= DATA FOR REVIEW =
━━━━━━━━━━━━━━━━━━━━━━━━━━━━━━

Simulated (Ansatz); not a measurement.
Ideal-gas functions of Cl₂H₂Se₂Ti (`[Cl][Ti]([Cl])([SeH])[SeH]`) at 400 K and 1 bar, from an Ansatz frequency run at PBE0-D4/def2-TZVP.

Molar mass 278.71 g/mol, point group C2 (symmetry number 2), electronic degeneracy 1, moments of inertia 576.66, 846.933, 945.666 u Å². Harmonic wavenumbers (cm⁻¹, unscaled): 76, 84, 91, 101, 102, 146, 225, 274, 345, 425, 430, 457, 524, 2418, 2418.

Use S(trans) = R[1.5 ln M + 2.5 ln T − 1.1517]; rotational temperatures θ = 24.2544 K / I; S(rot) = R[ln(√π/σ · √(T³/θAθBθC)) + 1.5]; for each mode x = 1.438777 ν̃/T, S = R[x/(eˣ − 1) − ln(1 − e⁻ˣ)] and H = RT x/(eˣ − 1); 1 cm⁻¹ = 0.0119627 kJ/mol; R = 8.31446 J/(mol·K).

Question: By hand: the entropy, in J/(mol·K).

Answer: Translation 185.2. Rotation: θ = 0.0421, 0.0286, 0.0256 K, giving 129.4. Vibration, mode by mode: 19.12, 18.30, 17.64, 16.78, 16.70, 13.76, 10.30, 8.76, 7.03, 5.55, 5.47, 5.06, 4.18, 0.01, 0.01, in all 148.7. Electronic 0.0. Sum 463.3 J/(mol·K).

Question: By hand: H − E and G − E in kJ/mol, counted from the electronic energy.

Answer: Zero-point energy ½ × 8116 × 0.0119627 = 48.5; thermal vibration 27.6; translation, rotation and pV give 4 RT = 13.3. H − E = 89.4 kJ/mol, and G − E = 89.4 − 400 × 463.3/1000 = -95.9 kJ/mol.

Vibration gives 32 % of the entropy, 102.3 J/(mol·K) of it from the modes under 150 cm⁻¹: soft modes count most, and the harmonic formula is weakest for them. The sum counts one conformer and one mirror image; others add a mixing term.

━━━━━━━━━━━━━━━━━━━━━━━━━━━━━━

= WORK REQUEST =
Restate word for word the lines above, beginning at the first one and ending at the line that carries "Ideal-gas functions of".

= TASK RESULT =
Simulated (Ansatz); not a measurement.
Ideal-gas functions of Cl₂H₂Se₂Ti (`[Cl][Ti]([Cl])([SeH])[SeH]`) at 400 K and 1 bar, from an Ansatz frequency run at PBE0-D4/def2-TZVP.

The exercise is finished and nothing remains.